**Records supplied**:
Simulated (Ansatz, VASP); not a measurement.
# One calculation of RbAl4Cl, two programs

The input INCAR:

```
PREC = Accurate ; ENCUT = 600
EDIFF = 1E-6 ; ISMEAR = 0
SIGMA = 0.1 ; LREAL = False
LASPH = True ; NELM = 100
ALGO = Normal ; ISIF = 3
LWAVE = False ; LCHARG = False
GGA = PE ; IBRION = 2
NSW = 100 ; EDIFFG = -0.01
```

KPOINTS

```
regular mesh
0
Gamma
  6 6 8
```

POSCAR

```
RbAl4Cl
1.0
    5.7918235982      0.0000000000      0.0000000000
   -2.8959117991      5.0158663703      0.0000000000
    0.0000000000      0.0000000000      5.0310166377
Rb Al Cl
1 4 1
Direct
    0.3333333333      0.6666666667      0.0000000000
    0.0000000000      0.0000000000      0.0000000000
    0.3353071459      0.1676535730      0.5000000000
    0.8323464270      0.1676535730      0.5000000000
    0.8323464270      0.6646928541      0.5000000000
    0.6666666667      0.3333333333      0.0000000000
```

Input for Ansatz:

**Brief**: In full and without error, transcribe the listing.

**Your solution**:
Simulated (Ansatz, VASP); not a measurement.
# One calculation of RbAl4Cl, two programs

The input INCAR:

```
PREC = Accurate ; ENCUT = 600
EDIFF = 1E-6 ; ISMEAR = 0
SIGMA = 0.1 ; LREAL = False
LASPH = True ; NELM = 100
ALGO = Normal ; ISIF = 3
LWAVE = False ; LCHARG = False
GGA = PE ; IBRION = 2
NSW = 100 ; EDIFFG = -0.01
```

KPOINTS

```
regular mesh
0
Gamma
  6 6 8
```

POSCAR

```
RbAl4Cl
1.0
    5.7918235982      0.0000000000      0.0000000000
   -2.8959117991      5.0158663703      0.0000000000
    0.0000000000      0.0000000000      5.0310166377
Rb Al Cl
1 4 1
Direct
    0.3333333333      0.6666666667      0.0000000000
    0.0000000000      0.0000000000      0.0000000000
    0.3353071459      0.1676535730      0.5000000000
    0.8323464270      0.1676535730      0.5000000000
    0.8323464270      0.6646928541      0.5000000000
    0.6666666667      0.3333333333      0.0000000000
```

Input for Ansatz:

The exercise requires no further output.